**Requirement**
The data below is to be repeated in full, exactly as given.

--- START ---

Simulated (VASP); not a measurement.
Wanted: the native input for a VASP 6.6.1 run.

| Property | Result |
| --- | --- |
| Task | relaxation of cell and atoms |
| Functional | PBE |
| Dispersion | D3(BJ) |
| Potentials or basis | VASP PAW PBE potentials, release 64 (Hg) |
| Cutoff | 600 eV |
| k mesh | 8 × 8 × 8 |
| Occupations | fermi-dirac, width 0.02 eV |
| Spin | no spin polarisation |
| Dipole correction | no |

--- END ---

**Exercise output**
Simulated (VASP); not a measurement.
Wanted: the native input for a VASP 6.6.1 run.

| Property | Result |
| --- | --- |
| Task | relaxation of cell and atoms |
| Functional | PBE |
| Dispersion | D3(BJ) |
| Potentials or basis | VASP PAW PBE potentials, release 64 (Hg) |
| Cutoff | 600 eV |
| k mesh | 8 × 8 × 8 |
| Occupations | fermi-dirac, width 0.02 eV |
| Spin | no spin polarisation |
| Dipole correction | no |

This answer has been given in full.